WORK TASK
Please copy every record exactly as it is written.

┌─ DATA UNDER STUDY

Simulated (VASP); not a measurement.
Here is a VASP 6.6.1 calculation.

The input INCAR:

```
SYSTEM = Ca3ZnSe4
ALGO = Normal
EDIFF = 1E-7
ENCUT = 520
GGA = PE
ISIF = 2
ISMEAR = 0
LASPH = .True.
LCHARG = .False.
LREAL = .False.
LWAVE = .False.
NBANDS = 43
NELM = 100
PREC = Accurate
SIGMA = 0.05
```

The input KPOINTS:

└─

EXERCISE RESPONSE
Simulated (VASP); not a measurement.
Here is a VASP 6.6.1 calculation.

The input INCAR:

```
SYSTEM = Ca3ZnSe4
ALGO = Normal
EDIFF = 1E-7
ENCUT = 520
GGA = PE
ISIF = 2
ISMEAR = 0
LASPH = .True.
LCHARG = .False.
LREAL = .False.
LWAVE = .False.
NBANDS = 43
NELM = 100
PREC = Accurate
SIGMA = 0.05
```

The input KPOINTS:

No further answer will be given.